### TASK ITEM
Each of the records must appear again, exactly as it was written.

### GIVEN DATA
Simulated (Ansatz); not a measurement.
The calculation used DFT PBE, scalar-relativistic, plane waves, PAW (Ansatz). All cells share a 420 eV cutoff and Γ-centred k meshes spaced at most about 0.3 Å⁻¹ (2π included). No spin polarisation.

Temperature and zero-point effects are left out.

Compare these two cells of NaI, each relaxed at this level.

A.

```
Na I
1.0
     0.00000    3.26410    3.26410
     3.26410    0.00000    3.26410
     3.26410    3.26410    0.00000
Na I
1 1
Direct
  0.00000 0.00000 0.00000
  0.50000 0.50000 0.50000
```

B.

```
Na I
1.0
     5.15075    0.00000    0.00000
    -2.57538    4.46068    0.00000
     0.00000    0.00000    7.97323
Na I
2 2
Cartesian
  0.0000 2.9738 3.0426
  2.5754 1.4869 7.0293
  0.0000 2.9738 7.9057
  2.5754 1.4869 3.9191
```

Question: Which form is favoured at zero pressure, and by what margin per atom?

### ANSWER SPACE
Simulated (Ansatz); not a measurement.
The calculation used DFT PBE, scalar-relativistic, plane waves, PAW (Ansatz). All cells share a 420 eV cutoff and Γ-centred k meshes spaced at most about 0.3 Å⁻¹ (2π included). No spin polarisation.

Temperature and zero-point effects are left out.

Compare these two cells of NaI, each relaxed at this level.

A.

```
Na I
1.0
     0.00000    3.26410    3.26410
     3.26410    0.00000    3.26410
     3.26410    3.26410    0.00000
Na I
1 1
Direct
  0.00000 0.00000 0.00000
  0.50000 0.50000 0.50000
```

B.

```
Na I
1.0
     5.15075    0.00000    0.00000
    -2.57538    4.46068    0.00000
     0.00000    0.00000    7.97323
Na I
2 2
Cartesian
  0.0000 2.9738 3.0426
  2.5754 1.4869 7.0293
  0.0000 2.9738 7.9057
  2.5754 1.4869 3.9191
```

Question: Which form is favoured at zero pressure, and by what margin per atom?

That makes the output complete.